_Excerpted records:_
┌──
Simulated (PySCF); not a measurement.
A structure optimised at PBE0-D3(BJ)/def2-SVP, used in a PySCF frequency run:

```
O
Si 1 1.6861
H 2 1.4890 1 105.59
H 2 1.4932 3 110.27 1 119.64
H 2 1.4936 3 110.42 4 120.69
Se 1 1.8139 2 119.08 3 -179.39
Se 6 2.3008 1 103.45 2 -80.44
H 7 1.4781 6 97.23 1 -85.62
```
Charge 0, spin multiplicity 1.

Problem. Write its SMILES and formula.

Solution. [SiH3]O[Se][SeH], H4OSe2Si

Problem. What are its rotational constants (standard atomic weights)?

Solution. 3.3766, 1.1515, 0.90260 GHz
└──

_Work instruction:_
From the listing above, the lines starting with the one that has "Charge 0, spin multiplicity 1." and running through the one that has "Problem. What are" should be copied exactly, ends included.

_Task result:_
Charge 0, spin multiplicity 1.

Problem. Write its SMILES and formula.

Solution. [SiH3]O[Se][SeH], H4OSe2Si

Problem. What are its rotational constants (standard atomic weights)?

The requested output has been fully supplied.